=== Section Start ===

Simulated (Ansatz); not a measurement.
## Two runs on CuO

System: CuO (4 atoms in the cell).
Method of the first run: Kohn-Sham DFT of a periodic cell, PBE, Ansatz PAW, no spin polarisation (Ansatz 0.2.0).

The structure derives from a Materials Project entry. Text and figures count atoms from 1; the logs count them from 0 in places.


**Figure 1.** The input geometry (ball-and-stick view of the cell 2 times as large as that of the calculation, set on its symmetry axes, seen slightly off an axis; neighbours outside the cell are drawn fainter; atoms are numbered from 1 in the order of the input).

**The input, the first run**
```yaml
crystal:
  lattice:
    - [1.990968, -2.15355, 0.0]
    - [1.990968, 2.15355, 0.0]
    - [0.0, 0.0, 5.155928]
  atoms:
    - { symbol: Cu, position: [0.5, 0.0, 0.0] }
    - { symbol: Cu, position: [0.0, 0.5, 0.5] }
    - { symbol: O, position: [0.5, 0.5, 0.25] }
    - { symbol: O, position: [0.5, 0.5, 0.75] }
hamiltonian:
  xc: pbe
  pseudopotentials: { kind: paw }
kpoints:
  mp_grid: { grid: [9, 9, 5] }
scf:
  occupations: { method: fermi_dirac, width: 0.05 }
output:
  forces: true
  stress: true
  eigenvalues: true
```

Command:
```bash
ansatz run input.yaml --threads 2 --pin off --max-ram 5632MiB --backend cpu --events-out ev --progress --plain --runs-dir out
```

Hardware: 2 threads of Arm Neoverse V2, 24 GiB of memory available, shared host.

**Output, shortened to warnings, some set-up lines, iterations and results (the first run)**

=== Section End ===

- **WORK REQUEST**: Write down again, exactly as given, only the lines above that fall from the line with "The structure derives" to the line with "Hardware: 2 threads", inclusive.

- **TASK SOLUTION**:
The structure derives from a Materials Project entry. Text and figures count atoms from 1; the logs count them from 0 in places.


**Figure 1.** The input geometry (ball-and-stick view of the cell 2 times as large as that of the calculation, set on its symmetry axes, seen slightly off an axis; neighbours outside the cell are drawn fainter; atoms are numbered from 1 in the order of the input).

**The input, the first run**
```yaml
crystal:
  lattice:
    - [1.990968, -2.15355, 0.0]
    - [1.990968, 2.15355, 0.0]
    - [0.0, 0.0, 5.155928]
  atoms:
    - { symbol: Cu, position: [0.5, 0.0, 0.0] }
    - { symbol: Cu, position: [0.0, 0.5, 0.5] }
    - { symbol: O, position: [0.5, 0.5, 0.25] }
    - { symbol: O, position: [0.5, 0.5, 0.75] }
hamiltonian:
  xc: pbe
  pseudopotentials: { kind: paw }
kpoints:
  mp_grid: { grid: [9, 9, 5] }
scf:
  occupations: { method: fermi_dirac, width: 0.05 }
output:
  forces: true
  stress: true
  eigenvalues: true
```

Command:
```bash
ansatz run input.yaml --threads 2 --pin off --max-ram 5632MiB --backend cpu --events-out ev --progress --plain --runs-dir out
```

Hardware: 2 threads of Arm Neoverse V2, 24 GiB of memory available, shared host.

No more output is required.